• Data to examine:
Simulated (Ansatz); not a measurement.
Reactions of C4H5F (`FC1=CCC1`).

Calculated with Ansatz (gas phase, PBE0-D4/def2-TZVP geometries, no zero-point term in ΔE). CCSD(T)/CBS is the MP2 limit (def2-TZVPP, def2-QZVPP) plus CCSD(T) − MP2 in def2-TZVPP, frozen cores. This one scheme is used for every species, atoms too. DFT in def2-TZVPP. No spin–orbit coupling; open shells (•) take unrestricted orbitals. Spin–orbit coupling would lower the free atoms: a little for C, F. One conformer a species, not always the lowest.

• Task item:
Every record must be transcribed exactly as written.

• Answer area:
Simulated (Ansatz); not a measurement.
Reactions of C4H5F (`FC1=CCC1`).

Calculated with Ansatz (gas phase, PBE0-D4/def2-TZVP geometries, no zero-point term in ΔE). CCSD(T)/CBS is the MP2 limit (def2-TZVPP, def2-QZVPP) plus CCSD(T) − MP2 in def2-TZVPP, frozen cores. This one scheme is used for every species, atoms too. DFT in def2-TZVPP. No spin–orbit coupling; open shells (•) take unrestricted orbitals. Spin–orbit coupling would lower the free atoms: a little for C, F. One conformer a species, not always the lowest.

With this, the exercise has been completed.